*** Opening Extracted material ***

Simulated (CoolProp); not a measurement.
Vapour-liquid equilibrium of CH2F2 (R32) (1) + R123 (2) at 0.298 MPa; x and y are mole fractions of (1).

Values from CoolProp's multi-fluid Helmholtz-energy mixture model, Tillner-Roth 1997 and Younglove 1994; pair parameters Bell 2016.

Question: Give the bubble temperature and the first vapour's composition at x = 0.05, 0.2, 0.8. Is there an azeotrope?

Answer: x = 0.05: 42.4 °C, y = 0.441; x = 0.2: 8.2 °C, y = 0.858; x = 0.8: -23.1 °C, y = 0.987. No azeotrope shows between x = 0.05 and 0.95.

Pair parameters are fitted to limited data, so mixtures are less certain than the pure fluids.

*** Closing Extracted material ***

• Work item
The complete listing is needed again, with each line reproduced exactly.

• Your solution
Simulated (CoolProp); not a measurement.
Vapour-liquid equilibrium of CH2F2 (R32) (1) + R123 (2) at 0.298 MPa; x and y are mole fractions of (1).

Values from CoolProp's multi-fluid Helmholtz-energy mixture model, Tillner-Roth 1997 and Younglove 1994; pair parameters Bell 2016.

Question: Give the bubble temperature and the first vapour's composition at x = 0.05, 0.2, 0.8. Is there an azeotrope?

Answer: x = 0.05: 42.4 °C, y = 0.441; x = 0.2: 8.2 °C, y = 0.858; x = 0.8: -23.1 °C, y = 0.987. No azeotrope shows between x = 0.05 and 0.95.

Pair parameters are fitted to limited data, so mixtures are less certain than the pure fluids.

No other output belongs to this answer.